**REQUIREMENT:**
Every record below should be printed exactly as given.

**INFORMATION SHOWN:**
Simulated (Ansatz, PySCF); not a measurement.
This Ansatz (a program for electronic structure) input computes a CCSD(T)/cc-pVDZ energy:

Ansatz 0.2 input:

**ANSWER BOX:**
Simulated (Ansatz, PySCF); not a measurement.
This Ansatz (a program for electronic structure) input computes a CCSD(T)/cc-pVDZ energy:

Ansatz 0.2 input:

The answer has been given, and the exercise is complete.